▶ WORK INSTRUCTION:
Make an exact copy of the lines starting at the top of the listing below and ending at the line that contains "Question: How long", inclusive.

**** EXERCISE DATA ****

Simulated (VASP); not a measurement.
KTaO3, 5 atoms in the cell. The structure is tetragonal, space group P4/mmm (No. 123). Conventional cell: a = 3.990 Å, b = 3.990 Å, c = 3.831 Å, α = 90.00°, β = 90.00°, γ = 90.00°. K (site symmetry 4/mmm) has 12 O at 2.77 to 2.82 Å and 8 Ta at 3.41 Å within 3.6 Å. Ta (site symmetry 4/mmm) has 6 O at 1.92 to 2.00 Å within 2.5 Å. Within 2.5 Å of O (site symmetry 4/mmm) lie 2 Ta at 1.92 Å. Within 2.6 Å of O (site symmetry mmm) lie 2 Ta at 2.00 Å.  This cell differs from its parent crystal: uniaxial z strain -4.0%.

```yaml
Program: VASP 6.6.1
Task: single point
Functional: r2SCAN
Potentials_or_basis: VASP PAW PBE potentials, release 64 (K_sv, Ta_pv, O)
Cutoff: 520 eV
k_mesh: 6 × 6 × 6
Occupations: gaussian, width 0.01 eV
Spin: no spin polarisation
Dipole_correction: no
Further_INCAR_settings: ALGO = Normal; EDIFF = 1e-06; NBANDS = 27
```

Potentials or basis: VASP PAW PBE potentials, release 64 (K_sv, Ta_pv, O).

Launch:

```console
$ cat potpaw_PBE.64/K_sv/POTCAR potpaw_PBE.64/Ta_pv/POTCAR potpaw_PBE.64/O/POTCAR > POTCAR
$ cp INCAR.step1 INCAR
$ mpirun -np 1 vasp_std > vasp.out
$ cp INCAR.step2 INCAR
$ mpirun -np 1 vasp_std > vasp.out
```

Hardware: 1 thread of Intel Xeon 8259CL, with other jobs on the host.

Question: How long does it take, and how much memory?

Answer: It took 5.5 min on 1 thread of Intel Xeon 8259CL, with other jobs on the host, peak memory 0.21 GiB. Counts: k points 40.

****

▶ RESPONSE AREA:
Simulated (VASP); not a measurement.
KTaO3, 5 atoms in the cell. The structure is tetragonal, space group P4/mmm (No. 123). Conventional cell: a = 3.990 Å, b = 3.990 Å, c = 3.831 Å, α = 90.00°, β = 90.00°, γ = 90.00°. K (site symmetry 4/mmm) has 12 O at 2.77 to 2.82 Å and 8 Ta at 3.41 Å within 3.6 Å. Ta (site symmetry 4/mmm) has 6 O at 1.92 to 2.00 Å within 2.5 Å. Within 2.5 Å of O (site symmetry 4/mmm) lie 2 Ta at 1.92 Å. Within 2.6 Å of O (site symmetry mmm) lie 2 Ta at 2.00 Å.  This cell differs from its parent crystal: uniaxial z strain -4.0%.

```yaml
Program: VASP 6.6.1
Task: single point
Functional: r2SCAN
Potentials_or_basis: VASP PAW PBE potentials, release 64 (K_sv, Ta_pv, O)
Cutoff: 520 eV
k_mesh: 6 × 6 × 6
Occupations: gaussian, width 0.01 eV
Spin: no spin polarisation
Dipole_correction: no
Further_INCAR_settings: ALGO = Normal; EDIFF = 1e-06; NBANDS = 27
```

Potentials or basis: VASP PAW PBE potentials, release 64 (K_sv, Ta_pv, O).

Launch:

```console
$ cat potpaw_PBE.64/K_sv/POTCAR potpaw_PBE.64/Ta_pv/POTCAR potpaw_PBE.64/O/POTCAR > POTCAR
$ cp INCAR.step1 INCAR
$ mpirun -np 1 vasp_std > vasp.out
$ cp INCAR.step2 INCAR
$ mpirun -np 1 vasp_std > vasp.out
```

Hardware: 1 thread of Intel Xeon 8259CL, with other jobs on the host.

Question: How long does it take, and how much memory?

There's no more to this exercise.